#### [ACTION ITEM]
Going from the top of the data below, give again each line through the one containing "Problem. Name a", both ends kept.

#### [EXTRACTED RECORDS]
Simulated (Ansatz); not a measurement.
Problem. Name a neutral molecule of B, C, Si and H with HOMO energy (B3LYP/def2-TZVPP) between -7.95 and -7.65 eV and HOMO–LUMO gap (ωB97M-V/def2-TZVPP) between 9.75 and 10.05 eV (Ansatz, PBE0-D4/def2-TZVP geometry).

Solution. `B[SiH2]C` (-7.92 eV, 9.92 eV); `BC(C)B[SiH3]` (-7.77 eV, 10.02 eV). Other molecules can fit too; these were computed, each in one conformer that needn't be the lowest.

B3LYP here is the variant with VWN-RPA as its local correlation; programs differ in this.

#### [ANSWER AREA]
Simulated (Ansatz); not a measurement.
Problem. Name a neutral molecule of B, C, Si and H with HOMO energy (B3LYP/def2-TZVPP) between -7.95 and -7.65 eV and HOMO–LUMO gap (ωB97M-V/def2-TZVPP) between 9.75 and 10.05 eV (Ansatz, PBE0-D4/def2-TZVP geometry).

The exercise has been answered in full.